╔══

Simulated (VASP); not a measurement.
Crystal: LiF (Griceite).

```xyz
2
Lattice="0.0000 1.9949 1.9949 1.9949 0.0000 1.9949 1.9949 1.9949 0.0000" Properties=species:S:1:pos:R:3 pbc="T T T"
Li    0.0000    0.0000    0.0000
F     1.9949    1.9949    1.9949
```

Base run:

╚══

- [Work item] Reproduce the material in full. Keep it identical to the original.

- [Written response]
Simulated (VASP); not a measurement.
Crystal: LiF (Griceite).

```xyz
2
Lattice="0.0000 1.9949 1.9949 1.9949 0.0000 1.9949 1.9949 1.9949 0.0000" Properties=species:S:1:pos:R:3 pbc="T T T"
Li    0.0000    0.0000    0.0000
F     1.9949    1.9949    1.9949
```

Base run:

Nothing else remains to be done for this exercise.